#### [Work item]
Please return every record exactly as it appears.

Start of Available data

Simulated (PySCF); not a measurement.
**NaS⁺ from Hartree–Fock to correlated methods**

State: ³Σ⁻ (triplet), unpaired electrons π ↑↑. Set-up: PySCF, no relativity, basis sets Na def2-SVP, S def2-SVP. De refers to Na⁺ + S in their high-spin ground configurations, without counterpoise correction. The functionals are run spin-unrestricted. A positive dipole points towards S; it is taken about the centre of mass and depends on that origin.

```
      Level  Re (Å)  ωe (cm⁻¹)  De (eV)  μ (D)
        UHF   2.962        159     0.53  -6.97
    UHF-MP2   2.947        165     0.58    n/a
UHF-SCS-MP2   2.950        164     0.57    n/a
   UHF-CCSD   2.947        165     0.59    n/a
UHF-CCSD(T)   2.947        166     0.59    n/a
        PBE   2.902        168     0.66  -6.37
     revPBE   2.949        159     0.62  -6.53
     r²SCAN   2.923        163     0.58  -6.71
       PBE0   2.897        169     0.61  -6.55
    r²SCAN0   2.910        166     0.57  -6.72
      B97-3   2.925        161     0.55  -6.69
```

End of Available data

#### [Answer space]
Simulated (PySCF); not a measurement.
**NaS⁺ from Hartree–Fock to correlated methods**

State: ³Σ⁻ (triplet), unpaired electrons π ↑↑. Set-up: PySCF, no relativity, basis sets Na def2-SVP, S def2-SVP. De refers to Na⁺ + S in their high-spin ground configurations, without counterpoise correction. The functionals are run spin-unrestricted. A positive dipole points towards S; it is taken about the centre of mass and depends on that origin.

```
      Level  Re (Å)  ωe (cm⁻¹)  De (eV)  μ (D)
        UHF   2.962        159     0.53  -6.97
    UHF-MP2   2.947        165     0.58    n/a
UHF-SCS-MP2   2.950        164     0.57    n/a
   UHF-CCSD   2.947        165     0.59    n/a
UHF-CCSD(T)   2.947        166     0.59    n/a
        PBE   2.902        168     0.66  -6.37
     revPBE   2.949        159     0.62  -6.53
     r²SCAN   2.923        163     0.58  -6.71
       PBE0   2.897        169     0.61  -6.55
    r²SCAN0   2.910        166     0.57  -6.72
      B97-3   2.925        161     0.55  -6.69
```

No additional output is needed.